- _Work instruction_
Beginning with the opening line, set down each line of the material below exactly, stopping once the line with "# Copper, hcp" is done.

+ + + + +

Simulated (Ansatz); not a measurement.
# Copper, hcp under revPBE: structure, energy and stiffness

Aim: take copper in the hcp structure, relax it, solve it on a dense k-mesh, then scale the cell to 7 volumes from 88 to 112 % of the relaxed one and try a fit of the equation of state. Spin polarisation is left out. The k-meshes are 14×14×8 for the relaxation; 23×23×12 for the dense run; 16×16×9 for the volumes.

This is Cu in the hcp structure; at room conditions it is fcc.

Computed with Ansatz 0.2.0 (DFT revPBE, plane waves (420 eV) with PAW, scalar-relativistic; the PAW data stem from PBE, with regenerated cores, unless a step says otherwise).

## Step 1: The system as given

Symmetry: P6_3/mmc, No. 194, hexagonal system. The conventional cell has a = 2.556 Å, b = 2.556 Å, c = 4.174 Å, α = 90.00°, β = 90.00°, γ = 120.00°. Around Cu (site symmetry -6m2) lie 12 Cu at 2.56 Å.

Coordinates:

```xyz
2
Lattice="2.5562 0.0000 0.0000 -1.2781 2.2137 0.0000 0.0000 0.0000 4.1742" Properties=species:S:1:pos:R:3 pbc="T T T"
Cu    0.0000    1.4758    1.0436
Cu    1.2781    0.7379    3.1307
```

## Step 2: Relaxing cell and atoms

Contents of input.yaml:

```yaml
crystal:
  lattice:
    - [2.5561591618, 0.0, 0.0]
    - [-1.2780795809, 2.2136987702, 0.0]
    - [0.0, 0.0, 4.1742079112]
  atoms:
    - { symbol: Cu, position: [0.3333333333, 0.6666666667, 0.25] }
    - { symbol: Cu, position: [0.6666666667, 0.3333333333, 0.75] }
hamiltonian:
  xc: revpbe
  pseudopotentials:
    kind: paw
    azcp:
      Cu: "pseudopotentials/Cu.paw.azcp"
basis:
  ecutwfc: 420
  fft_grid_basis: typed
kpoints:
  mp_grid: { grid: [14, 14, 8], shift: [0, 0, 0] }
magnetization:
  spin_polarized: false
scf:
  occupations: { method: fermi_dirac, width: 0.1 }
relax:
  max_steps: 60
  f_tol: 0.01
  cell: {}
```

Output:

+ + + + +

- _Written response_
Simulated (Ansatz); not a measurement.
# Copper, hcp under revPBE: structure, energy and stiffness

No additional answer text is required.